Work order:
Repeat all of the entries, please, keeping each line exact.

=== Begin Enclosure ===
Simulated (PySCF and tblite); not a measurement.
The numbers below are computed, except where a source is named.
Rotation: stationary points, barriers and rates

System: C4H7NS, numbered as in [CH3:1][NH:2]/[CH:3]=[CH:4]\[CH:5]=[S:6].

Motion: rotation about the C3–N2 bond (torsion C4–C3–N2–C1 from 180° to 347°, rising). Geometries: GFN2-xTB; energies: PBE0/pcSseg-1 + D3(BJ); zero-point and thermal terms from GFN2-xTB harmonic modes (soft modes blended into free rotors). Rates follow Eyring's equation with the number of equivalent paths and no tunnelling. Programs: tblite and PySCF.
=== End Enclosure ===

Answer box:
Simulated (PySCF and tblite); not a measurement.
The numbers below are computed, except where a source is named.
Rotation: stationary points, barriers and rates

System: C4H7NS, numbered as in [CH3:1][NH:2]/[CH:3]=[CH:4]\[CH:5]=[S:6].

Motion: rotation about the C3–N2 bond (torsion C4–C3–N2–C1 from 180° to 347°, rising). Geometries: GFN2-xTB; energies: PBE0/pcSseg-1 + D3(BJ); zero-point and thermal terms from GFN2-xTB harmonic modes (soft modes blended into free rotors). Rates follow Eyring's equation with the number of equivalent paths and no tunnelling. Programs: tblite and PySCF.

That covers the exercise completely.